Assigned task.
Entries follow. Set all of them down as they stand.

Material provided.
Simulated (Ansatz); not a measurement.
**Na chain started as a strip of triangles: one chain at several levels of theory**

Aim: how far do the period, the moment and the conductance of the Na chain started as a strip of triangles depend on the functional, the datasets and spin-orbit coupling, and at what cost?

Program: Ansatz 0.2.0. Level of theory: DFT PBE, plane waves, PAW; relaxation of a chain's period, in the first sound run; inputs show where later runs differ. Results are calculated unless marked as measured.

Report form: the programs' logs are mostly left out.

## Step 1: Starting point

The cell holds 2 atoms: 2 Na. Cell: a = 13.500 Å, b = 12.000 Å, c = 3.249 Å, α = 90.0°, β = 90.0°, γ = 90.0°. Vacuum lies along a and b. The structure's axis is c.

Response.
Simulated (Ansatz); not a measurement.
**Na chain started as a strip of triangles: one chain at several levels of theory**

Aim: how far do the period, the moment and the conductance of the Na chain started as a strip of triangles depend on the functional, the datasets and spin-orbit coupling, and at what cost?

Program: Ansatz 0.2.0. Level of theory: DFT PBE, plane waves, PAW; relaxation of a chain's period, in the first sound run; inputs show where later runs differ. Results are calculated unless marked as measured.

Report form: the programs' logs are mostly left out.

## Step 1: Starting point

The cell holds 2 atoms: 2 Na. Cell: a = 13.500 Å, b = 12.000 Å, c = 3.249 Å, α = 90.0°, β = 90.0°, γ = 90.0°. Vacuum lies along a and b. The structure's axis is c.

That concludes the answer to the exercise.